> _PROVIDED DATA_
+ + + + + + +

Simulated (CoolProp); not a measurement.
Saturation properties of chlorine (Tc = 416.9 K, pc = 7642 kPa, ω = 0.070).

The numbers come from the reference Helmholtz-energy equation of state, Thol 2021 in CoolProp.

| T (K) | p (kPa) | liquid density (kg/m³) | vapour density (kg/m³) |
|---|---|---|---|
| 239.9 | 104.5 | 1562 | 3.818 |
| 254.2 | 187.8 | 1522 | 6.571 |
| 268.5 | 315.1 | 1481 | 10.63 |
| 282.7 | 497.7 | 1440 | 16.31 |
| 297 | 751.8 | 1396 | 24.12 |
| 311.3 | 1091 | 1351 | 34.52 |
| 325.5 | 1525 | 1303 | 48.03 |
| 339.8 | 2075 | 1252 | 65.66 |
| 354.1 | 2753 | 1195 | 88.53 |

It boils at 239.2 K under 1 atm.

+ + + + + + +

> _EXERCISE_
Set down, exactly as they stand above, the lines starting with the line with "The numbers come" and going on through the line with "1195 | 88.53 |", and no others.

> _WORKED SOLUTION_
The numbers come from the reference Helmholtz-energy equation of state, Thol 2021 in CoolProp.

| T (K) | p (kPa) | liquid density (kg/m³) | vapour density (kg/m³) |
|---|---|---|---|
| 239.9 | 104.5 | 1562 | 3.818 |
| 254.2 | 187.8 | 1522 | 6.571 |
| 268.5 | 315.1 | 1481 | 10.63 |
| 282.7 | 497.7 | 1440 | 16.31 |
| 297 | 751.8 | 1396 | 24.12 |
| 311.3 | 1091 | 1351 | 34.52 |
| 325.5 | 1525 | 1303 | 48.03 |
| 339.8 | 2075 | 1252 | 65.66 |
| 354.1 | 2753 | 1195 | 88.53 |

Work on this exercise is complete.